Recorded data:
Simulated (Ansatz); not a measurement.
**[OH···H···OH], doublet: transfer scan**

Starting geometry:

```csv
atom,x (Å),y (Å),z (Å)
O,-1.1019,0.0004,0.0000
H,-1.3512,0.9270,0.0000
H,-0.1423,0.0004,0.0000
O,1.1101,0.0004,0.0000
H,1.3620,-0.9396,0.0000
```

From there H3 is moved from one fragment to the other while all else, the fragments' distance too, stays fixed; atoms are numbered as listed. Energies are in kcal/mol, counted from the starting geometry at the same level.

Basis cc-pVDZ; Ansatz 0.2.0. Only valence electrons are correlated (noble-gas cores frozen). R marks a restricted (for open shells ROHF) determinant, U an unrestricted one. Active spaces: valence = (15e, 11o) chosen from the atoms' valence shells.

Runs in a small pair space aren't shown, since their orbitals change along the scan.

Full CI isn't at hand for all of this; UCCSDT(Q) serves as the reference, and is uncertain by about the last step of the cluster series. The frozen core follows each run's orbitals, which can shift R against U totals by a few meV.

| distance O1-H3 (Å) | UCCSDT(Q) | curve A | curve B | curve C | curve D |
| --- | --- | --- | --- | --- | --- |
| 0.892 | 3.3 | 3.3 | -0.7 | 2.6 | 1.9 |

Required action: Word for word, write out all of the entries.

Written response:
Simulated (Ansatz); not a measurement.
**[OH···H···OH], doublet: transfer scan**

Starting geometry:

```csv
atom,x (Å),y (Å),z (Å)
O,-1.1019,0.0004,0.0000
H,-1.3512,0.9270,0.0000
H,-0.1423,0.0004,0.0000
O,1.1101,0.0004,0.0000
H,1.3620,-0.9396,0.0000
```

From there H3 is moved from one fragment to the other while all else, the fragments' distance too, stays fixed; atoms are numbered as listed. Energies are in kcal/mol, counted from the starting geometry at the same level.

Basis cc-pVDZ; Ansatz 0.2.0. Only valence electrons are correlated (noble-gas cores frozen). R marks a restricted (for open shells ROHF) determinant, U an unrestricted one. Active spaces: valence = (15e, 11o) chosen from the atoms' valence shells.

Runs in a small pair space aren't shown, since their orbitals change along the scan.

Full CI isn't at hand for all of this; UCCSDT(Q) serves as the reference, and is uncertain by about the last step of the cluster series. The frozen core follows each run's orbitals, which can shift R against U totals by a few meV.

| distance O1-H3 (Å) | UCCSDT(Q) | curve A | curve B | curve C | curve D |
| --- | --- | --- | --- | --- | --- |
| 0.892 | 3.3 | 3.3 | -0.7 | 2.6 | 1.9 |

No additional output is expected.